↓↓↓

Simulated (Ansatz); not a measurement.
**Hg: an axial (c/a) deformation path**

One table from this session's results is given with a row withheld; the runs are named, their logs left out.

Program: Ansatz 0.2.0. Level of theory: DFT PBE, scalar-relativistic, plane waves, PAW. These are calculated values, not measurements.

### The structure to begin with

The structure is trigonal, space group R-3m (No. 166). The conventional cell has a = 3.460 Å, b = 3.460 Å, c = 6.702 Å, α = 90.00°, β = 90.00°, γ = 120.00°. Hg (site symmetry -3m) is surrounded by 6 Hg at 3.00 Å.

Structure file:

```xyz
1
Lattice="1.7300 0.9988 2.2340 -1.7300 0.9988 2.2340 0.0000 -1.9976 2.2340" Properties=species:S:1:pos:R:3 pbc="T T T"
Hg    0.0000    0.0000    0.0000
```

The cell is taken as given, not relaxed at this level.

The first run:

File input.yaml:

↑↑↑

Work request
Would you please copy every line of the data exactly?

Problem solution
Simulated (Ansatz); not a measurement.
**Hg: an axial (c/a) deformation path**

One table from this session's results is given with a row withheld; the runs are named, their logs left out.

Program: Ansatz 0.2.0. Level of theory: DFT PBE, scalar-relativistic, plane waves, PAW. These are calculated values, not measurements.

### The structure to begin with

The structure is trigonal, space group R-3m (No. 166). The conventional cell has a = 3.460 Å, b = 3.460 Å, c = 6.702 Å, α = 90.00°, β = 90.00°, γ = 120.00°. Hg (site symmetry -3m) is surrounded by 6 Hg at 3.00 Å.

Structure file:

```xyz
1
Lattice="1.7300 0.9988 2.2340 -1.7300 0.9988 2.2340 0.0000 -1.9976 2.2340" Properties=species:S:1:pos:R:3 pbc="T T T"
Hg    0.0000    0.0000    0.0000
```

The cell is taken as given, not relaxed at this level.

The first run:

File input.yaml:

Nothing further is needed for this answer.